_ _ _ _
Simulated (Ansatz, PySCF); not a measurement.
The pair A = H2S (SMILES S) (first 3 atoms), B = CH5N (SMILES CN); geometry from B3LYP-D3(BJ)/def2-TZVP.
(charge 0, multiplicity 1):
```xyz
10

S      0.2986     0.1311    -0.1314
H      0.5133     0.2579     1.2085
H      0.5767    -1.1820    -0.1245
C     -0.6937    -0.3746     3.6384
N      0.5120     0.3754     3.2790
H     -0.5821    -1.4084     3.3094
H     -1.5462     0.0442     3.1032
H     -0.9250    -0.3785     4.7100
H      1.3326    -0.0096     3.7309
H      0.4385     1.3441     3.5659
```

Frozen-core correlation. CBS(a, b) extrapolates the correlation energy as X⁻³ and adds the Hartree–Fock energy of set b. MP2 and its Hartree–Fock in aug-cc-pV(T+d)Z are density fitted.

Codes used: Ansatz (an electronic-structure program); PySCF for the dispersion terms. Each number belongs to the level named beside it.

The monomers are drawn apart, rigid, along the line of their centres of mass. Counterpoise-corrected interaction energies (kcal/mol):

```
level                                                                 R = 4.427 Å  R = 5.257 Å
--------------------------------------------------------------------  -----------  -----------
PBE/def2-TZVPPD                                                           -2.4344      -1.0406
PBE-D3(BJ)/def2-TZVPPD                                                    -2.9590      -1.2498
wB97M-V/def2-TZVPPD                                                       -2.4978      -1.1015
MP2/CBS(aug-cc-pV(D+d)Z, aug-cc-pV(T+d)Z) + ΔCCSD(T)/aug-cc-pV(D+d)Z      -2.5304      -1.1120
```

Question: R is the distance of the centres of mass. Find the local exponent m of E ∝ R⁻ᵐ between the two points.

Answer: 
_ _ _ _

• [Required action] The entries above hold the needed span. Transcribe exactly the lines from the one with "The pair A = H2S" to the one with "Question: R is", both included.

• [Written solution]
The pair A = H2S (SMILES S) (first 3 atoms), B = CH5N (SMILES CN); geometry from B3LYP-D3(BJ)/def2-TZVP.
(charge 0, multiplicity 1):
```xyz
10

S      0.2986     0.1311    -0.1314
H      0.5133     0.2579     1.2085
H      0.5767    -1.1820    -0.1245
C     -0.6937    -0.3746     3.6384
N      0.5120     0.3754     3.2790
H     -0.5821    -1.4084     3.3094
H     -1.5462     0.0442     3.1032
H     -0.9250    -0.3785     4.7100
H      1.3326    -0.0096     3.7309
H      0.4385     1.3441     3.5659
```

Frozen-core correlation. CBS(a, b) extrapolates the correlation energy as X⁻³ and adds the Hartree–Fock energy of set b. MP2 and its Hartree–Fock in aug-cc-pV(T+d)Z are density fitted.

Codes used: Ansatz (an electronic-structure program); PySCF for the dispersion terms. Each number belongs to the level named beside it.

The monomers are drawn apart, rigid, along the line of their centres of mass. Counterpoise-corrected interaction energies (kcal/mol):

```
level                                                                 R = 4.427 Å  R = 5.257 Å
--------------------------------------------------------------------  -----------  -----------
PBE/def2-TZVPPD                                                           -2.4344      -1.0406
PBE-D3(BJ)/def2-TZVPPD                                                    -2.9590      -1.2498
wB97M-V/def2-TZVPPD                                                       -2.4978      -1.1015
MP2/CBS(aug-cc-pV(D+d)Z, aug-cc-pV(T+d)Z) + ΔCCSD(T)/aug-cc-pV(D+d)Z      -2.5304      -1.1120
```

Question: R is the distance of the centres of mass. Find the local exponent m of E ∝ R⁻ᵐ between the two points.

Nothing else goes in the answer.